* _Activity_
Reproduce the entries that follow verbatim, down to the final line.

_ _ _ _ _ _ _

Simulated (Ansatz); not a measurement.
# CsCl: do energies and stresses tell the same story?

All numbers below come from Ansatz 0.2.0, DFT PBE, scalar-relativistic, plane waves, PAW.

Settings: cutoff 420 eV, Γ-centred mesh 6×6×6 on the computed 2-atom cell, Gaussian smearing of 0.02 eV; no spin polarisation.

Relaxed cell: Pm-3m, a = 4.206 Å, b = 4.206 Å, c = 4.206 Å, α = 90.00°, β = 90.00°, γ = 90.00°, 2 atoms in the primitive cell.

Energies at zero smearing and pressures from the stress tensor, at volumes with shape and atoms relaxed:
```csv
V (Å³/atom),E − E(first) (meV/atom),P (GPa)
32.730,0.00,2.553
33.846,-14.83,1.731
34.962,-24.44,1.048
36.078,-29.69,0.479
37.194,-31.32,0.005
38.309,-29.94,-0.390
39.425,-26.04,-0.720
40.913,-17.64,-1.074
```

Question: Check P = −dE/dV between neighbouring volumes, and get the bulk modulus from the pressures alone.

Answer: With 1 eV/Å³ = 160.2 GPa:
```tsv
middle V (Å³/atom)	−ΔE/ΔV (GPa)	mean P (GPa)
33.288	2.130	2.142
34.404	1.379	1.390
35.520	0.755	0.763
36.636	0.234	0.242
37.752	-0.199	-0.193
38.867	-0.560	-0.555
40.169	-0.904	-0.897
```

_ _ _ _ _ _ _

* _Answer area_
Simulated (Ansatz); not a measurement.
# CsCl: do energies and stresses tell the same story?

All numbers below come from Ansatz 0.2.0, DFT PBE, scalar-relativistic, plane waves, PAW.

Settings: cutoff 420 eV, Γ-centred mesh 6×6×6 on the computed 2-atom cell, Gaussian smearing of 0.02 eV; no spin polarisation.

Relaxed cell: Pm-3m, a = 4.206 Å, b = 4.206 Å, c = 4.206 Å, α = 90.00°, β = 90.00°, γ = 90.00°, 2 atoms in the primitive cell.

Energies at zero smearing and pressures from the stress tensor, at volumes with shape and atoms relaxed:
```csv
V (Å³/atom),E − E(first) (meV/atom),P (GPa)
32.730,0.00,2.553
33.846,-14.83,1.731
34.962,-24.44,1.048
36.078,-29.69,0.479
37.194,-31.32,0.005
38.309,-29.94,-0.390
39.425,-26.04,-0.720
40.913,-17.64,-1.074
```

Question: Check P = −dE/dV between neighbouring volumes, and get the bulk modulus from the pressures alone.

Answer: With 1 eV/Å³ = 160.2 GPa:
```tsv
middle V (Å³/atom)	−ΔE/ΔV (GPa)	mean P (GPa)
33.288	2.130	2.142
34.404	1.379	1.390
35.520	0.755	0.763
36.636	0.234	0.242
37.752	-0.199	-0.193
38.867	-0.560	-0.555
40.169	-0.904	-0.897
```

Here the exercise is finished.